BEGIN Listed records

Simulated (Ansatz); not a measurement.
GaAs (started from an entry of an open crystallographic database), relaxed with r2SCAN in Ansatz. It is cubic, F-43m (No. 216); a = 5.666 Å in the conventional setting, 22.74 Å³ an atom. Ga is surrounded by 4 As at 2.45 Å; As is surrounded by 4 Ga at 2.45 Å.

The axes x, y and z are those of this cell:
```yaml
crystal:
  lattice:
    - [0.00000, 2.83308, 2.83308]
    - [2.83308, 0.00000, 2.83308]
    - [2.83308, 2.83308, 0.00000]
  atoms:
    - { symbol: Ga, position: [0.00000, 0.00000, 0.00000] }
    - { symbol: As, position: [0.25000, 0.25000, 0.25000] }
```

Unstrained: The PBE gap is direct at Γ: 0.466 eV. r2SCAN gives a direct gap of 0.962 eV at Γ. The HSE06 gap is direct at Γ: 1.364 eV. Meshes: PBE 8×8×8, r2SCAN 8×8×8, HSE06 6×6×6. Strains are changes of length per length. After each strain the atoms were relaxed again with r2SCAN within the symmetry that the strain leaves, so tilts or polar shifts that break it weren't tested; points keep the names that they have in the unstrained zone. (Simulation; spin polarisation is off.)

END Listed records

# [Action item]
Take the lines from the first line of the records through the line holding "GaAs (started from", both included, and please reproduce them exactly with nothing added.

# [Written answer]
Simulated (Ansatz); not a measurement.
GaAs (started from an entry of an open crystallographic database), relaxed with r2SCAN in Ansatz. It is cubic, F-43m (No. 216); a = 5.666 Å in the conventional setting, 22.74 Å³ an atom. Ga is surrounded by 4 As at 2.45 Å; As is surrounded by 4 Ga at 2.45 Å.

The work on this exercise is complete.